• ACTIVITY
Give the data again exactly, from its opening line through the line in which "Change: s: qcut 1.6." appears.

——
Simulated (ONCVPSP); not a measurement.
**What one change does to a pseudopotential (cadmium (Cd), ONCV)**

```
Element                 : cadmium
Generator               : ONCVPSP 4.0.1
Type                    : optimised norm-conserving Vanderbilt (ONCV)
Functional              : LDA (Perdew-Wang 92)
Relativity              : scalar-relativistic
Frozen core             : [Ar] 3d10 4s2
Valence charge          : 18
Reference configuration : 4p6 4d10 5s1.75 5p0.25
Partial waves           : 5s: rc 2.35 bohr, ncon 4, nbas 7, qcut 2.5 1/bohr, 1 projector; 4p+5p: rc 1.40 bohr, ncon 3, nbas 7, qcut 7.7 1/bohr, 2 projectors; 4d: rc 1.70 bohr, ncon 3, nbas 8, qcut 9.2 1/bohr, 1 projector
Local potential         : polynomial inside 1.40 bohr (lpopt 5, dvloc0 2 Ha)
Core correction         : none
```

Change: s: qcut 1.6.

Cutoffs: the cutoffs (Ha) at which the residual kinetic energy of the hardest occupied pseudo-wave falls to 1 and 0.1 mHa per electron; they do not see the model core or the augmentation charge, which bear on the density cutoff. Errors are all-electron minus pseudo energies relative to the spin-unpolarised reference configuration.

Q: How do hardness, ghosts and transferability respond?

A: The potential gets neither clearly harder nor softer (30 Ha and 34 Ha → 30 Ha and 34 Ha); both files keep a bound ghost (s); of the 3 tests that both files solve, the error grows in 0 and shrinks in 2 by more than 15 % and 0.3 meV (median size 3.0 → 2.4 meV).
——

• RESPONSE
Simulated (ONCVPSP); not a measurement.
**What one change does to a pseudopotential (cadmium (Cd), ONCV)**

```
Element                 : cadmium
Generator               : ONCVPSP 4.0.1
Type                    : optimised norm-conserving Vanderbilt (ONCV)
Functional              : LDA (Perdew-Wang 92)
Relativity              : scalar-relativistic
Frozen core             : [Ar] 3d10 4s2
Valence charge          : 18
Reference configuration : 4p6 4d10 5s1.75 5p0.25
Partial waves           : 5s: rc 2.35 bohr, ncon 4, nbas 7, qcut 2.5 1/bohr, 1 projector; 4p+5p: rc 1.40 bohr, ncon 3, nbas 7, qcut 7.7 1/bohr, 2 projectors; 4d: rc 1.70 bohr, ncon 3, nbas 8, qcut 9.2 1/bohr, 1 projector
Local potential         : polynomial inside 1.40 bohr (lpopt 5, dvloc0 2 Ha)
Core correction         : none
```

Change: s: qcut 1.6.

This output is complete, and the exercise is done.